### RECORDS SUPPLIED
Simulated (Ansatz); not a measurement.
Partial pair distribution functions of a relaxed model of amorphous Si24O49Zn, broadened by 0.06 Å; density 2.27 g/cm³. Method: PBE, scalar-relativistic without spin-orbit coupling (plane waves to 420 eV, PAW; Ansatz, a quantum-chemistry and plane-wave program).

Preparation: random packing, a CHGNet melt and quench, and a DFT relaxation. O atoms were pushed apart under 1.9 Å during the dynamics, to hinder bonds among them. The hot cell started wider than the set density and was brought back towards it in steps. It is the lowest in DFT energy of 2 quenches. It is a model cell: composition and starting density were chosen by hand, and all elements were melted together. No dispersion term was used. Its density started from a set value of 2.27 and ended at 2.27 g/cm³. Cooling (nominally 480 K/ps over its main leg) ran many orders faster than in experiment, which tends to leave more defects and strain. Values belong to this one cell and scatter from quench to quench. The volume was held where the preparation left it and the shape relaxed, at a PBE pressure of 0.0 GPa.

### ACTIVITY
Print the records verbatim, stopping after the "Partial pair distribution" line.

### TASK ANSWER
Simulated (Ansatz); not a measurement.
Partial pair distribution functions of a relaxed model of amorphous Si24O49Zn, broadened by 0.06 Å; density 2.27 g/cm³. Method: PBE, scalar-relativistic without spin-orbit coupling (plane waves to 420 eV, PAW; Ansatz, a quantum-chemistry and plane-wave program).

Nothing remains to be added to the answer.